▶ **Work item**: Starting at the first line of the entries below, output every line exactly, up to and including the line with "All values below".

--------------------------------------------------
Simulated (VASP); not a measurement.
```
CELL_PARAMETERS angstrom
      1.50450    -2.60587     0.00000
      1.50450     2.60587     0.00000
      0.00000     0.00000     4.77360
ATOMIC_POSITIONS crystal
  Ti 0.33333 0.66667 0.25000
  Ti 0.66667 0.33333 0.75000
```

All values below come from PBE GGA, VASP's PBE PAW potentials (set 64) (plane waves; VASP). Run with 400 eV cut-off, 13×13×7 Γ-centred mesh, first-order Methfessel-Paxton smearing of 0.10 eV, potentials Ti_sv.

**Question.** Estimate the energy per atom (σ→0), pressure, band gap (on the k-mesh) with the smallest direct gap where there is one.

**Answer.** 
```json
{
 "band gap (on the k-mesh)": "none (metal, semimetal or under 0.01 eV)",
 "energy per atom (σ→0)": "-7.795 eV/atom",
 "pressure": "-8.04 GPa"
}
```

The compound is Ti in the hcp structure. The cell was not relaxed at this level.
--------------------------------------------------

▶ **Exercise output**:
Simulated (VASP); not a measurement.
```
CELL_PARAMETERS angstrom
      1.50450    -2.60587     0.00000
      1.50450     2.60587     0.00000
      0.00000     0.00000     4.77360
ATOMIC_POSITIONS crystal
  Ti 0.33333 0.66667 0.25000
  Ti 0.66667 0.33333 0.75000
```

All values below come from PBE GGA, VASP's PBE PAW potentials (set 64) (plane waves; VASP). Run with 400 eV cut-off, 13×13×7 Γ-centred mesh, first-order Methfessel-Paxton smearing of 0.10 eV, potentials Ti_sv.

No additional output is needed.